**SOURCE DATA**
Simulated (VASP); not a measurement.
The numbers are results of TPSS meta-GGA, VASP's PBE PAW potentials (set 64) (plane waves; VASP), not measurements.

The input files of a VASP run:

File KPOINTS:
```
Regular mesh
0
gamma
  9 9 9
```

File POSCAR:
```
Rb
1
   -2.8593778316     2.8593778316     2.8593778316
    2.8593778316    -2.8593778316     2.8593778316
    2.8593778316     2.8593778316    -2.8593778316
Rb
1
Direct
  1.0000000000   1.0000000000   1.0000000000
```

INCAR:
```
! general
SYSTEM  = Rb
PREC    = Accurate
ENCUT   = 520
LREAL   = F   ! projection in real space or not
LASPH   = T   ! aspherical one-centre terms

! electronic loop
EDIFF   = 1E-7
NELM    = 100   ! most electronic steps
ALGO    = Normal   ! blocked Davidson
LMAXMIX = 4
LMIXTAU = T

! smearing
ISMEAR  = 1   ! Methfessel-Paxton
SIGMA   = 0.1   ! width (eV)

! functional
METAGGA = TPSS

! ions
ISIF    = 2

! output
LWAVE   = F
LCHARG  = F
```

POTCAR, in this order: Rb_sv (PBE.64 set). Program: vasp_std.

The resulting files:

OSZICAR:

**EXERCISE**
Using the records above as the source, restate each line verbatim.

**EXPECTED ANSWER**
Simulated (VASP); not a measurement.
The numbers are results of TPSS meta-GGA, VASP's PBE PAW potentials (set 64) (plane waves; VASP), not measurements.

The input files of a VASP run:

File KPOINTS:
```
Regular mesh
0
gamma
  9 9 9
```

File POSCAR:
```
Rb
1
   -2.8593778316     2.8593778316     2.8593778316
    2.8593778316    -2.8593778316     2.8593778316
    2.8593778316     2.8593778316    -2.8593778316
Rb
1
Direct
  1.0000000000   1.0000000000   1.0000000000
```

INCAR:
```
! general
SYSTEM  = Rb
PREC    = Accurate
ENCUT   = 520
LREAL   = F   ! projection in real space or not
LASPH   = T   ! aspherical one-centre terms

! electronic loop
EDIFF   = 1E-7
NELM    = 100   ! most electronic steps
ALGO    = Normal   ! blocked Davidson
LMAXMIX = 4
LMIXTAU = T

! smearing
ISMEAR  = 1   ! Methfessel-Paxton
SIGMA   = 0.1   ! width (eV)

! functional
METAGGA = TPSS

! ions
ISIF    = 2

! output
LWAVE   = F
LCHARG  = F
```

POTCAR, in this order: Rb_sv (PBE.64 set). Program: vasp_std.

The resulting files:

OSZICAR:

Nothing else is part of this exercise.